● **DATA FOR ANALYSIS**
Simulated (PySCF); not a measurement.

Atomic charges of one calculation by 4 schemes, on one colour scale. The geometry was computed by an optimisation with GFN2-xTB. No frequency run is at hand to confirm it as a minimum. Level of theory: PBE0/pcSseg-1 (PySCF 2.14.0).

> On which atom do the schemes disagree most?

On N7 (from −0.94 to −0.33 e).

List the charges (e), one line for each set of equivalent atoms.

● **BRIEF**
Please make an exact copy of the lines above from the line with "schemes disagree most?" through the line with "On N7 (from −0.94 to −0.33 e).", both ends included.

● **EXERCISE SOLUTION**
> On which atom do the schemes disagree most?

On N7 (from −0.94 to −0.33 e).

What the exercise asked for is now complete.